■ **AVAILABLE DATA**
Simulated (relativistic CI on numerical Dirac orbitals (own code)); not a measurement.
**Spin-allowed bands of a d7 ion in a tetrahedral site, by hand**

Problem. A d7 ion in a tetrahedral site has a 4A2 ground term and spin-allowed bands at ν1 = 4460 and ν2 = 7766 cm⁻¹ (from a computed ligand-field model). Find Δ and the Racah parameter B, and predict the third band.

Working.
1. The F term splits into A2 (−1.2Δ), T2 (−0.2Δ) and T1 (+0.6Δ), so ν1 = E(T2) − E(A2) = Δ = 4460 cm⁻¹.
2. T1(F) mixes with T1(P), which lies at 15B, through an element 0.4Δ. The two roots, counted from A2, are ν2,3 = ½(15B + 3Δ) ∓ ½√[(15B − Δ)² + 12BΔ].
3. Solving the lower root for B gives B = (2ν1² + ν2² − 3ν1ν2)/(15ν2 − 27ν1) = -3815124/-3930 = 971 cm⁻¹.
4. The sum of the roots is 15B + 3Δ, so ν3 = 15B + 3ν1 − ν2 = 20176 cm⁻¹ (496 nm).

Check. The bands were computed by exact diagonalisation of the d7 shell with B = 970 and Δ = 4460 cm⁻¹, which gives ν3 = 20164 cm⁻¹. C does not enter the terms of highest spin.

■ **ACTIVITY**
Beginning with the very first line of the records above, please retype each line through the one that has "Problem. A d7", and add nothing.

■ **EXERCISE RESPONSE**
Simulated (relativistic CI on numerical Dirac orbitals (own code)); not a measurement.
**Spin-allowed bands of a d7 ion in a tetrahedral site, by hand**

Problem. A d7 ion in a tetrahedral site has a 4A2 ground term and spin-allowed bands at ν1 = 4460 and ν2 = 7766 cm⁻¹ (from a computed ligand-field model). Find Δ and the Racah parameter B, and predict the third band.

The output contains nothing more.